* Assigned task: Whatever the data contains, copy all of it exactly.

* Data section:
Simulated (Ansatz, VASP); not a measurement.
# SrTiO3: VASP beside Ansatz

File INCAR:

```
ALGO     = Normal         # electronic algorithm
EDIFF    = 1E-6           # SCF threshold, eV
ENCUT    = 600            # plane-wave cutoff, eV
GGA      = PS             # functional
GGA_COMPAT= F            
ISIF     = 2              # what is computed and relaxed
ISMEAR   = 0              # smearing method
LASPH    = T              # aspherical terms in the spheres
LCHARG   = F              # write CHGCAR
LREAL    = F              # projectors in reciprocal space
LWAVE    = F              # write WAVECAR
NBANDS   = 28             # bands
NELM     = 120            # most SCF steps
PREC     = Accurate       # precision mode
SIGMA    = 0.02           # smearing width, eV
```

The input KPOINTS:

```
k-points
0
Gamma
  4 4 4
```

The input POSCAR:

* Reply:
Simulated (Ansatz, VASP); not a measurement.
# SrTiO3: VASP beside Ansatz

File INCAR:

```
ALGO     = Normal         # electronic algorithm
EDIFF    = 1E-6           # SCF threshold, eV
ENCUT    = 600            # plane-wave cutoff, eV
GGA      = PS             # functional
GGA_COMPAT= F            
ISIF     = 2              # what is computed and relaxed
ISMEAR   = 0              # smearing method
LASPH    = T              # aspherical terms in the spheres
LCHARG   = F              # write CHGCAR
LREAL    = F              # projectors in reciprocal space
LWAVE    = F              # write WAVECAR
NBANDS   = 28             # bands
NELM     = 120            # most SCF steps
PREC     = Accurate       # precision mode
SIGMA    = 0.02           # smearing width, eV
```

The input KPOINTS:

```
k-points
0
Gamma
  4 4 4
```

The input POSCAR:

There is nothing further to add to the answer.